BEGIN Data listing

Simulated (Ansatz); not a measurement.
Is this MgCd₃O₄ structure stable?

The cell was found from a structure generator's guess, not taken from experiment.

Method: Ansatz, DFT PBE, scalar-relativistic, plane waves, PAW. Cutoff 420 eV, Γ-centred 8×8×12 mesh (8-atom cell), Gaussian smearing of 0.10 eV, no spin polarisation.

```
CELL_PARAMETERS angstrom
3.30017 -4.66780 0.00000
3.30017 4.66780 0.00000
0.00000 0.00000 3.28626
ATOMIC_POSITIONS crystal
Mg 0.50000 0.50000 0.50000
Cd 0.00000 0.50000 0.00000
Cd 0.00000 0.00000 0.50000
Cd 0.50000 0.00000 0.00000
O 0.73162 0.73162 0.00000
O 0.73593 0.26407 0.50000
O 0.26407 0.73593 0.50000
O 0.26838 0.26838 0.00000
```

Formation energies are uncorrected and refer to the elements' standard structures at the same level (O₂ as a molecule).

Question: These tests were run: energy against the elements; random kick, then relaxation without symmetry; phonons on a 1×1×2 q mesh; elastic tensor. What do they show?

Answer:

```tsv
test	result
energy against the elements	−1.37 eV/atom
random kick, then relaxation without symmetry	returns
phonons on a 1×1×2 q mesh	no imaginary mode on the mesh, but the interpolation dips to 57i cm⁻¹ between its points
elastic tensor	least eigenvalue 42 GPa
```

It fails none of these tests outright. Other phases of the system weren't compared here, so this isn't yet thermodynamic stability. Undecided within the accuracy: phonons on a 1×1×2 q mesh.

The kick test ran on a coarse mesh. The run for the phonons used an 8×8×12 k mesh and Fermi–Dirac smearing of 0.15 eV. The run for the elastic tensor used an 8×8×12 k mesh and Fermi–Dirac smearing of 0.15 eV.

END Data listing

* [Work request]: In the entries above, the lines between the one holding "Is this MgCd₃O₄ structure stable?" and the one holding "It fails none", inclusive, are to be printed exactly as written, and those alone.

* [Exercise solution]:
Is this MgCd₃O₄ structure stable?

The cell was found from a structure generator's guess, not taken from experiment.

Method: Ansatz, DFT PBE, scalar-relativistic, plane waves, PAW. Cutoff 420 eV, Γ-centred 8×8×12 mesh (8-atom cell), Gaussian smearing of 0.10 eV, no spin polarisation.

```
CELL_PARAMETERS angstrom
3.30017 -4.66780 0.00000
3.30017 4.66780 0.00000
0.00000 0.00000 3.28626
ATOMIC_POSITIONS crystal
Mg 0.50000 0.50000 0.50000
Cd 0.00000 0.50000 0.00000
Cd 0.00000 0.00000 0.50000
Cd 0.50000 0.00000 0.00000
O 0.73162 0.73162 0.00000
O 0.73593 0.26407 0.50000
O 0.26407 0.73593 0.50000
O 0.26838 0.26838 0.00000
```

Formation energies are uncorrected and refer to the elements' standard structures at the same level (O₂ as a molecule).

Question: These tests were run: energy against the elements; random kick, then relaxation without symmetry; phonons on a 1×1×2 q mesh; elastic tensor. What do they show?

Answer:

```tsv
test	result
energy against the elements	−1.37 eV/atom
random kick, then relaxation without symmetry	returns
phonons on a 1×1×2 q mesh	no imaginary mode on the mesh, but the interpolation dips to 57i cm⁻¹ between its points
elastic tensor	least eigenvalue 42 GPa
```

It fails none of these tests outright. Other phases of the system weren't compared here, so this isn't yet thermodynamic stability. Undecided within the accuracy: phonons on a 1×1×2 q mesh.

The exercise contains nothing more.